— Requirement —
Look below for the line containing "Alike in all"; from there, print each line exactly up to and including the line containing "Caveats: all runs", and stop.

— Information shown —
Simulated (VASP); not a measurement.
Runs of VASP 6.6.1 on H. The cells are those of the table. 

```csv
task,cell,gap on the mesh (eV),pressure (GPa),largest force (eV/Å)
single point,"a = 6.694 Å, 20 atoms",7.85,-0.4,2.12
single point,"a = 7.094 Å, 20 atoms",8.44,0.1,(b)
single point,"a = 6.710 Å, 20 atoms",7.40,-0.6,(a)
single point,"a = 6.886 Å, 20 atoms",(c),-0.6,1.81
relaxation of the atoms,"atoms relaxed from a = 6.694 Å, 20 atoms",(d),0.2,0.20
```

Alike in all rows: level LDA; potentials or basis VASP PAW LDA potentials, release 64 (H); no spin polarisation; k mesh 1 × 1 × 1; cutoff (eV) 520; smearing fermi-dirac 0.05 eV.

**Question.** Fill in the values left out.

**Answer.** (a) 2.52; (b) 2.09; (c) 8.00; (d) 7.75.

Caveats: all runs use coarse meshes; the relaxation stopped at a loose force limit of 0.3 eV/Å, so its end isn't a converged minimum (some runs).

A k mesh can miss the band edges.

— Task answer —
Alike in all rows: level LDA; potentials or basis VASP PAW LDA potentials, release 64 (H); no spin polarisation; k mesh 1 × 1 × 1; cutoff (eV) 520; smearing fermi-dirac 0.05 eV.

**Question.** Fill in the values left out.

**Answer.** (a) 2.52; (b) 2.09; (c) 8.00; (d) 7.75.

Caveats: all runs use coarse meshes; the relaxation stopped at a loose force limit of 0.3 eV/Å, so its end isn't a converged minimum (some runs).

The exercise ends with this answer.